Work task ->
Every entry needs to be written out again exactly.

**********

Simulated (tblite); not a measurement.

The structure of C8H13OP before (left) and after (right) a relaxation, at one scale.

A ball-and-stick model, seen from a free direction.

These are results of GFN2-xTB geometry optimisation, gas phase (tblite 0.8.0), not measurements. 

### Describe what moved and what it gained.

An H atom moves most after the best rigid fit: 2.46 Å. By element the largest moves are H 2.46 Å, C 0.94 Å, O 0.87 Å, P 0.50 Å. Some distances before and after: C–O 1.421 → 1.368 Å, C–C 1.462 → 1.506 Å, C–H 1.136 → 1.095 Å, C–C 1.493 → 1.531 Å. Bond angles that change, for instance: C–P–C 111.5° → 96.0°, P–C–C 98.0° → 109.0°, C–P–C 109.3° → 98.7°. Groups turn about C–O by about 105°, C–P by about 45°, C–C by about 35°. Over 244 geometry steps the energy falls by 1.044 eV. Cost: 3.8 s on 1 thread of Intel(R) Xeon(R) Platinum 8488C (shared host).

**********

Answer section ->
Simulated (tblite); not a measurement.

The structure of C8H13OP before (left) and after (right) a relaxation, at one scale.

A ball-and-stick model, seen from a free direction.

These are results of GFN2-xTB geometry optimisation, gas phase (tblite 0.8.0), not measurements. 

### Describe what moved and what it gained.

An H atom moves most after the best rigid fit: 2.46 Å. By element the largest moves are H 2.46 Å, C 0.94 Å, O 0.87 Å, P 0.50 Å. Some distances before and after: C–O 1.421 → 1.368 Å, C–C 1.462 → 1.506 Å, C–H 1.136 → 1.095 Å, C–C 1.493 → 1.531 Å. Bond angles that change, for instance: C–P–C 111.5° → 96.0°, P–C–C 98.0° → 109.0°, C–P–C 109.3° → 98.7°. Groups turn about C–O by about 105°, C–P by about 45°, C–C by about 35°. Over 244 geometry steps the energy falls by 1.044 eV. Cost: 3.8 s on 1 thread of Intel(R) Xeon(R) Platinum 8488C (shared host).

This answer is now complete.